■ ■ ■ ■ ■

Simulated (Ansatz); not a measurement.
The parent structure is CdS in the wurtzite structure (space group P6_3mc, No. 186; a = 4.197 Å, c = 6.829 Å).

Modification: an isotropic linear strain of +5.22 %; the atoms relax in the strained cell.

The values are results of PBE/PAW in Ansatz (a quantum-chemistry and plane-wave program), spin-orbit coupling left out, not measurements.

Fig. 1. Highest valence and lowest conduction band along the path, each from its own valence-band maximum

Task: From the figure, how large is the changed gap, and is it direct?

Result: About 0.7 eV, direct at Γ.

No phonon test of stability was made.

■ ■ ■ ■ ■

# Work instruction
Reprint the entire listing exactly.

# Response
Simulated (Ansatz); not a measurement.
The parent structure is CdS in the wurtzite structure (space group P6_3mc, No. 186; a = 4.197 Å, c = 6.829 Å).

Modification: an isotropic linear strain of +5.22 %; the atoms relax in the strained cell.

The values are results of PBE/PAW in Ansatz (a quantum-chemistry and plane-wave program), spin-orbit coupling left out, not measurements.

Fig. 1. Highest valence and lowest conduction band along the path, each from its own valence-band maximum

Task: From the figure, how large is the changed gap, and is it direct?

Result: About 0.7 eV, direct at Γ.

No phonon test of stability was made.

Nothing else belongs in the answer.